Source material:
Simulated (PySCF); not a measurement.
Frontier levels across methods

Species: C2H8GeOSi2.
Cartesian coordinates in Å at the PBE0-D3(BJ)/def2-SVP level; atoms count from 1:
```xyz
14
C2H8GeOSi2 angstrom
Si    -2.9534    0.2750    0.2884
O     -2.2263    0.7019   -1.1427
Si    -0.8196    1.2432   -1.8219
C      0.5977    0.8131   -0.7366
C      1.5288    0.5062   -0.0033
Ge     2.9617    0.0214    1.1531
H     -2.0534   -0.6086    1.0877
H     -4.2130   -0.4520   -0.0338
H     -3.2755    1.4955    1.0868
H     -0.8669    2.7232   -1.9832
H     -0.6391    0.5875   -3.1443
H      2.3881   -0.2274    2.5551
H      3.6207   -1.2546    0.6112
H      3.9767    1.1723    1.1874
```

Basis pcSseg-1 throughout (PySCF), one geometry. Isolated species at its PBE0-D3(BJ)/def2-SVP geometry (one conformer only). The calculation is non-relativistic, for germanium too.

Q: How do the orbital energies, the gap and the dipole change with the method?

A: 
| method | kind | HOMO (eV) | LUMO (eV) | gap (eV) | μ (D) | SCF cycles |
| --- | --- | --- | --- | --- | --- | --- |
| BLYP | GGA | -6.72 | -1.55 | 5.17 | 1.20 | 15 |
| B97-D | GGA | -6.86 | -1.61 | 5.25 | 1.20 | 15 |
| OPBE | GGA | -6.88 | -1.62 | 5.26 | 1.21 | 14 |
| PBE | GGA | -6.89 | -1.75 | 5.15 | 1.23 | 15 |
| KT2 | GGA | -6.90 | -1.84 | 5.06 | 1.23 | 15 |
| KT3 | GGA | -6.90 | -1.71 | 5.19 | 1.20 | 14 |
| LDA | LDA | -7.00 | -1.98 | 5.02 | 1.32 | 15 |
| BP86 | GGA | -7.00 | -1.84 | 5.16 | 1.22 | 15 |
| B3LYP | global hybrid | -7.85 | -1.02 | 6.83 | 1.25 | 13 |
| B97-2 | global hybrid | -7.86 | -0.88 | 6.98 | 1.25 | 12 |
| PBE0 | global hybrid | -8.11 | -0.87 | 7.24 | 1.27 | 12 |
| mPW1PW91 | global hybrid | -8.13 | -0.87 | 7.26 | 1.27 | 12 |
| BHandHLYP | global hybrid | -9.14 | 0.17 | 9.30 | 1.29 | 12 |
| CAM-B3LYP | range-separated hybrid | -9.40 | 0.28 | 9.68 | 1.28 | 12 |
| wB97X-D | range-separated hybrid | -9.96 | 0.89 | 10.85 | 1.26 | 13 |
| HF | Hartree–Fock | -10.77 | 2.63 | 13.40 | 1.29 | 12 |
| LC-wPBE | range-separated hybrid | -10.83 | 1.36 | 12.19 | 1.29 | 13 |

Activity: Which lines run from the one holding "1.32 | 15 |" through the one holding "7.24 | 1.27 | 12 |" in the records above? Repeat them exactly, both included, and nothing more.

Problem solution:
| LDA | LDA | -7.00 | -1.98 | 5.02 | 1.32 | 15 |
| BP86 | GGA | -7.00 | -1.84 | 5.16 | 1.22 | 15 |
| B3LYP | global hybrid | -7.85 | -1.02 | 6.83 | 1.25 | 13 |
| B97-2 | global hybrid | -7.86 | -0.88 | 6.98 | 1.25 | 12 |
| PBE0 | global hybrid | -8.11 | -0.87 | 7.24 | 1.27 | 12 |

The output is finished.